* Record excerpts
□ □ □ □ □ □ □
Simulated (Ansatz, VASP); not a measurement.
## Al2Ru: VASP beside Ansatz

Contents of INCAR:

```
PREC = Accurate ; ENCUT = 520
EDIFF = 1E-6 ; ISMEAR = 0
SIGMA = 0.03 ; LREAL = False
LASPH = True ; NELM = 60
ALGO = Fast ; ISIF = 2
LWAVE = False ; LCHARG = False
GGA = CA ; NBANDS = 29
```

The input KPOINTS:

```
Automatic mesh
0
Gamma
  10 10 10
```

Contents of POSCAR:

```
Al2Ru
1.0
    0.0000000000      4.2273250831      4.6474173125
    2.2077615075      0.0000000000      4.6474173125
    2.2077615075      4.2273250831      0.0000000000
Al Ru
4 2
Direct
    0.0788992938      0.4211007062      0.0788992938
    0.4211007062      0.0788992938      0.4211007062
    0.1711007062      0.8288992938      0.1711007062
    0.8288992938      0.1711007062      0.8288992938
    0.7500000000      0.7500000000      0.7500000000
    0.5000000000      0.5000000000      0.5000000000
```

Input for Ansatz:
□ □ □ □ □ □ □

* Requirement
A word-for-word repeat of the full data is needed.

* Written reply
Simulated (Ansatz, VASP); not a measurement.
## Al2Ru: VASP beside Ansatz

Contents of INCAR:

```
PREC = Accurate ; ENCUT = 520
EDIFF = 1E-6 ; ISMEAR = 0
SIGMA = 0.03 ; LREAL = False
LASPH = True ; NELM = 60
ALGO = Fast ; ISIF = 2
LWAVE = False ; LCHARG = False
GGA = CA ; NBANDS = 29
```

The input KPOINTS:

```
Automatic mesh
0
Gamma
  10 10 10
```

Contents of POSCAR:

```
Al2Ru
1.0
    0.0000000000      4.2273250831      4.6474173125
    2.2077615075      0.0000000000      4.6474173125
    2.2077615075      4.2273250831      0.0000000000
Al Ru
4 2
Direct
    0.0788992938      0.4211007062      0.0788992938
    0.4211007062      0.0788992938      0.4211007062
    0.1711007062      0.8288992938      0.1711007062
    0.8288992938      0.1711007062      0.8288992938
    0.7500000000      0.7500000000      0.7500000000
    0.5000000000      0.5000000000      0.5000000000
```

Input for Ansatz:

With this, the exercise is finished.